[[ Data, beginning ]]

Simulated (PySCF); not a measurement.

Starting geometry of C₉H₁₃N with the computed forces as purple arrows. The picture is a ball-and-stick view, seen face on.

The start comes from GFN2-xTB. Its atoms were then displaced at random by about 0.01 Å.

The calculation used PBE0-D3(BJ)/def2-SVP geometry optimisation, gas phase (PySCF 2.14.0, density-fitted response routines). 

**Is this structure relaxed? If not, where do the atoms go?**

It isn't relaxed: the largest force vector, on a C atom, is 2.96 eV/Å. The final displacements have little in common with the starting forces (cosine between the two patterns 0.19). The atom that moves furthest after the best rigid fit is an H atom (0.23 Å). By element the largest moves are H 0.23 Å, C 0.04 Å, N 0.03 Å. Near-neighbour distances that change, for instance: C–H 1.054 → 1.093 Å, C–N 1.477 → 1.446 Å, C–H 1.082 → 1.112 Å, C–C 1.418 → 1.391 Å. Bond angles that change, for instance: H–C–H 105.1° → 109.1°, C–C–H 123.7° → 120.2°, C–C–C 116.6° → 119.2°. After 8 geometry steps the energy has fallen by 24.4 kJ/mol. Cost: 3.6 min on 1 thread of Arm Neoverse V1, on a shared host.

[[ Data, end ]]

Work task> Produce a precise copy of all the material above.

Written solution>
Simulated (PySCF); not a measurement.

Starting geometry of C₉H₁₃N with the computed forces as purple arrows. The picture is a ball-and-stick view, seen face on.

The start comes from GFN2-xTB. Its atoms were then displaced at random by about 0.01 Å.

The calculation used PBE0-D3(BJ)/def2-SVP geometry optimisation, gas phase (PySCF 2.14.0, density-fitted response routines). 

**Is this structure relaxed? If not, where do the atoms go?**

It isn't relaxed: the largest force vector, on a C atom, is 2.96 eV/Å. The final displacements have little in common with the starting forces (cosine between the two patterns 0.19). The atom that moves furthest after the best rigid fit is an H atom (0.23 Å). By element the largest moves are H 0.23 Å, C 0.04 Å, N 0.03 Å. Near-neighbour distances that change, for instance: C–H 1.054 → 1.093 Å, C–N 1.477 → 1.446 Å, C–H 1.082 → 1.112 Å, C–C 1.418 → 1.391 Å. Bond angles that change, for instance: H–C–H 105.1° → 109.1°, C–C–H 123.7° → 120.2°, C–C–C 116.6° → 119.2°. After 8 geometry steps the energy has fallen by 24.4 kJ/mol. Cost: 3.6 min on 1 thread of Arm Neoverse V1, on a shared host.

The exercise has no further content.